▸ **Raw data**
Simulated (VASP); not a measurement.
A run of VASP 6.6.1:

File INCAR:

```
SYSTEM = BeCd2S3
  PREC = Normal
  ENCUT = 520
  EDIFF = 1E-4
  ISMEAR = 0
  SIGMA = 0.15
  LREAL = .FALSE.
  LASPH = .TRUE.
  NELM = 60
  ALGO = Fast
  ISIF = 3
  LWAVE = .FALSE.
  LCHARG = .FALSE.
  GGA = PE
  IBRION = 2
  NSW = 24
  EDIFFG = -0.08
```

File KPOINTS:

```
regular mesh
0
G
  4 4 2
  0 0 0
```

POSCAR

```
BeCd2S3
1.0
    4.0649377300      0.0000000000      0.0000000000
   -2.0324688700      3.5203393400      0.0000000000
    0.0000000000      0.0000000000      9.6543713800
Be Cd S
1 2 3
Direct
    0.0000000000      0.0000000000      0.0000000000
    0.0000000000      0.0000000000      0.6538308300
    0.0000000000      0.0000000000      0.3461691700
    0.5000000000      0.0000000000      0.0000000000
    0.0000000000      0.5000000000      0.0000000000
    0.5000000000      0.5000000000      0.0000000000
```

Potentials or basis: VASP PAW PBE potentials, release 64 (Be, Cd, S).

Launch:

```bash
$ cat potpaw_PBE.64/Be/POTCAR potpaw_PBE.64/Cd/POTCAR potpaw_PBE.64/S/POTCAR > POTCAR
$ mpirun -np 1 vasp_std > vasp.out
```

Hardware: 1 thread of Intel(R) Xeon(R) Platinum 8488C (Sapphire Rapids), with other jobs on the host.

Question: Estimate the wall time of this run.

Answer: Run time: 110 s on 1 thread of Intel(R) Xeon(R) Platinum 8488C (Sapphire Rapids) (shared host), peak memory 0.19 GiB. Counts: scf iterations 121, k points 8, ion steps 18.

▸ **Action item**
Copying word for word, give each line of the data above from the first one through the line containing "Question: Estimate the wall time of this run.", and nothing else.

▸ **Your solution**
Simulated (VASP); not a measurement.
A run of VASP 6.6.1:

File INCAR:

```
SYSTEM = BeCd2S3
  PREC = Normal
  ENCUT = 520
  EDIFF = 1E-4
  ISMEAR = 0
  SIGMA = 0.15
  LREAL = .FALSE.
  LASPH = .TRUE.
  NELM = 60
  ALGO = Fast
  ISIF = 3
  LWAVE = .FALSE.
  LCHARG = .FALSE.
  GGA = PE
  IBRION = 2
  NSW = 24
  EDIFFG = -0.08
```

File KPOINTS:

```
regular mesh
0
G
  4 4 2
  0 0 0
```

POSCAR

```
BeCd2S3
1.0
    4.0649377300      0.0000000000      0.0000000000
   -2.0324688700      3.5203393400      0.0000000000
    0.0000000000      0.0000000000      9.6543713800
Be Cd S
1 2 3
Direct
    0.0000000000      0.0000000000      0.0000000000
    0.0000000000      0.0000000000      0.6538308300
    0.0000000000      0.0000000000      0.3461691700
    0.5000000000      0.0000000000      0.0000000000
    0.0000000000      0.5000000000      0.0000000000
    0.5000000000      0.5000000000      0.0000000000
```

Potentials or basis: VASP PAW PBE potentials, release 64 (Be, Cd, S).

Launch:

```bash
$ cat potpaw_PBE.64/Be/POTCAR potpaw_PBE.64/Cd/POTCAR potpaw_PBE.64/S/POTCAR > POTCAR
$ mpirun -np 1 vasp_std > vasp.out
```

Hardware: 1 thread of Intel(R) Xeon(R) Platinum 8488C (Sapphire Rapids), with other jobs on the host.

Question: Estimate the wall time of this run.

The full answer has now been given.